*Required action:* Retype each entry exactly.

*Excerpted records:*

BEGIN

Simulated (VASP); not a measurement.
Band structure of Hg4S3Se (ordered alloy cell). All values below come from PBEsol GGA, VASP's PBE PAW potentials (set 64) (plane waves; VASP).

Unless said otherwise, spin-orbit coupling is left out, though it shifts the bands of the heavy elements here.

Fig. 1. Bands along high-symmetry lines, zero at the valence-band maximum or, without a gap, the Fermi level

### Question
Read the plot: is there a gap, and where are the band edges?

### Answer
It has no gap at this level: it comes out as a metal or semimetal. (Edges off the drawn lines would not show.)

END

*Written response:*
Simulated (VASP); not a measurement.
Band structure of Hg4S3Se (ordered alloy cell). All values below come from PBEsol GGA, VASP's PBE PAW potentials (set 64) (plane waves; VASP).

Unless said otherwise, spin-orbit coupling is left out, though it shifts the bands of the heavy elements here.

Fig. 1. Bands along high-symmetry lines, zero at the valence-band maximum or, without a gap, the Fermi level

### Question
Read the plot: is there a gap, and where are the band edges?

### Answer
It has no gap at this level: it comes out as a metal or semimetal. (Edges off the drawn lines would not show.)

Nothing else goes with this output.